***** DATASET EXCERPTS *****

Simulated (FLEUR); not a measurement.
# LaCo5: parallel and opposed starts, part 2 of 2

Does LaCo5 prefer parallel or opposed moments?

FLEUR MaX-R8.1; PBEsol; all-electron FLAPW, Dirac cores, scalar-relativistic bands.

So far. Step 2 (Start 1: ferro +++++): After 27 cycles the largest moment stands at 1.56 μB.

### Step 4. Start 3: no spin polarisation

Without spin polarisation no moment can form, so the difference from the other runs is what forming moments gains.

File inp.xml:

*****

◆ WORK ITEM
Beginning with the opening line above, retype the records exactly through the line with "FLEUR MaX-R8.1; PBEsol;", both ends included.

◆ ANSWER SECTION
Simulated (FLEUR); not a measurement.
# LaCo5: parallel and opposed starts, part 2 of 2

Does LaCo5 prefer parallel or opposed moments?

FLEUR MaX-R8.1; PBEsol; all-electron FLAPW, Dirac cores, scalar-relativistic bands.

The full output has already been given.